[TASK ITEM] Print the data that follows, exactly and completely.

[RECORDED DATA]
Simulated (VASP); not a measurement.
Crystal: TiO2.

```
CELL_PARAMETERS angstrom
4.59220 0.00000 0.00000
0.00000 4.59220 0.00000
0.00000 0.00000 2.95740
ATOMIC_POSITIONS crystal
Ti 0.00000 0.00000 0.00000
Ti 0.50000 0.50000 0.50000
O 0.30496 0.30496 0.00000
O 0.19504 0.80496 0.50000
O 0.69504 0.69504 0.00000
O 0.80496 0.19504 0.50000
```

[ANSWER SPACE]
Simulated (VASP); not a measurement.
Crystal: TiO2.

```
CELL_PARAMETERS angstrom
4.59220 0.00000 0.00000
0.00000 4.59220 0.00000
0.00000 0.00000 2.95740
ATOMIC_POSITIONS crystal
Ti 0.00000 0.00000 0.00000
Ti 0.50000 0.50000 0.50000
O 0.30496 0.30496 0.00000
O 0.19504 0.80496 0.50000
O 0.69504 0.69504 0.00000
O 0.80496 0.19504 0.50000
```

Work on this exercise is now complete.